## [EXERCISE]
Reproduce exactly the lines below, from the first through the one containing "Computed geometry: GFN2-xTB, gas", and nothing more.

>>>

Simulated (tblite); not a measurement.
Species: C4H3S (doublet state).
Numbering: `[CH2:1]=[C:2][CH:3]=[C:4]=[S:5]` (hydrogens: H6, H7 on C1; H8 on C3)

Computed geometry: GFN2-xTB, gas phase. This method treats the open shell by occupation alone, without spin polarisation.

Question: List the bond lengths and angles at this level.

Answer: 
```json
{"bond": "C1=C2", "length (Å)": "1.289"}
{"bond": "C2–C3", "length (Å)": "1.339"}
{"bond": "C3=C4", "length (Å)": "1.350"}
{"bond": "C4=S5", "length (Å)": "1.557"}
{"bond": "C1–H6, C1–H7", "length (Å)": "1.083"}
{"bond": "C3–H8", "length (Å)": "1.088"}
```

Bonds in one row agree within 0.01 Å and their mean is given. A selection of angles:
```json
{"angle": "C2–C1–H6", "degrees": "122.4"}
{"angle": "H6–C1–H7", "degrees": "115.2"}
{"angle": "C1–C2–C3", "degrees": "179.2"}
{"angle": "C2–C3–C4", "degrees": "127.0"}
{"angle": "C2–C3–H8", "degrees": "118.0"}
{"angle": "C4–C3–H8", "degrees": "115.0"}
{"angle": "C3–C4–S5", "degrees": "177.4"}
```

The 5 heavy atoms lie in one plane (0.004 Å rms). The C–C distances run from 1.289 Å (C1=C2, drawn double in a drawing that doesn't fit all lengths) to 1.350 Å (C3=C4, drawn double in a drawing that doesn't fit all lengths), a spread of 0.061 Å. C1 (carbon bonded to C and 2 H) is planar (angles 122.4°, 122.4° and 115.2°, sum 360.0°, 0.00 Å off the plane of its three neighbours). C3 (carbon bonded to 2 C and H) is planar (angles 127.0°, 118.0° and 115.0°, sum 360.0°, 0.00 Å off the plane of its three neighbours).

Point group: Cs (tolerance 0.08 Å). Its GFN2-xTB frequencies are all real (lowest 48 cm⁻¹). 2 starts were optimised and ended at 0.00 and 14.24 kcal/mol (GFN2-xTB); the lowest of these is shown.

<<<

## [REPLY]
Simulated (tblite); not a measurement.
Species: C4H3S (doublet state).
Numbering: `[CH2:1]=[C:2][CH:3]=[C:4]=[S:5]` (hydrogens: H6, H7 on C1; H8 on C3)

Computed geometry: GFN2-xTB, gas phase. This method treats the open shell by occupation alone, without spin polarisation.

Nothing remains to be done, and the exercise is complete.